[Extracted records]
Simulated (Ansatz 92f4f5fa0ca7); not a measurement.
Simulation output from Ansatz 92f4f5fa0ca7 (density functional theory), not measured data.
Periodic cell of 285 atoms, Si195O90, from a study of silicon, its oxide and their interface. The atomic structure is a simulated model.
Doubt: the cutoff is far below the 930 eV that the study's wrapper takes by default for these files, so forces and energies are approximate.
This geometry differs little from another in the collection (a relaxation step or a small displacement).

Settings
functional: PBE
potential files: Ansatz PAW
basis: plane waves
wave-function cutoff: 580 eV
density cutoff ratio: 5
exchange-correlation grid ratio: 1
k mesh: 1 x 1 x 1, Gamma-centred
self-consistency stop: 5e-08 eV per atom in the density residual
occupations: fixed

[Brief] Output the listing exactly, from first line to last.

[Result]
Simulated (Ansatz 92f4f5fa0ca7); not a measurement.
Simulation output from Ansatz 92f4f5fa0ca7 (density functional theory), not measured data.
Periodic cell of 285 atoms, Si195O90, from a study of silicon, its oxide and their interface. The atomic structure is a simulated model.
Doubt: the cutoff is far below the 930 eV that the study's wrapper takes by default for these files, so forces and energies are approximate.
This geometry differs little from another in the collection (a relaxation step or a small displacement).

Settings
functional: PBE
potential files: Ansatz PAW
basis: plane waves
wave-function cutoff: 580 eV
density cutoff ratio: 5
exchange-correlation grid ratio: 1
k mesh: 1 x 1 x 1, Gamma-centred
self-consistency stop: 5e-08 eV per atom in the density residual
occupations: fixed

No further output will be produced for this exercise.